━━━━━━━━━━━━━━━━━━━━
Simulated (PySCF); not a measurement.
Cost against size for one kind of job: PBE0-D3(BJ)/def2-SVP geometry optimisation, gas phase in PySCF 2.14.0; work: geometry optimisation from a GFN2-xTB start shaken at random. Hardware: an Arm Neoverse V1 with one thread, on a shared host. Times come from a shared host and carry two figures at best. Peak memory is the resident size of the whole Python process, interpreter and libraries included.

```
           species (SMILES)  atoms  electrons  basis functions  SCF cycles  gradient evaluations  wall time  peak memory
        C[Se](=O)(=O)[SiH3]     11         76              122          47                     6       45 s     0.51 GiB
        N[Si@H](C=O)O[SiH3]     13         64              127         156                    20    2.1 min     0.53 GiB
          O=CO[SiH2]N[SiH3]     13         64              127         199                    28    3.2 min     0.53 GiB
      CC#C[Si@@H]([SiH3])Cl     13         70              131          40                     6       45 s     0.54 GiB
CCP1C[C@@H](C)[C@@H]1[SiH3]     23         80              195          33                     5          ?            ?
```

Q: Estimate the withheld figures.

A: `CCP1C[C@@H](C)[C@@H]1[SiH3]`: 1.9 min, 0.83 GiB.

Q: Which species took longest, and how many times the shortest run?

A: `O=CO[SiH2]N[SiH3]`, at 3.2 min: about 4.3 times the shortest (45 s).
━━━━━━━━━━━━━━━━━━━━

ASSIGNMENT: What you give back must be the stretch above, starting at the line with "Q: Estimate the withheld figures." and ending at the line with "Q: Which species", copied exactly.

RESPONSE:
Q: Estimate the withheld figures.

A: `CCP1C[C@@H](C)[C@@H]1[SiH3]`: 1.9 min, 0.83 GiB.

Q: Which species took longest, and how many times the shortest run?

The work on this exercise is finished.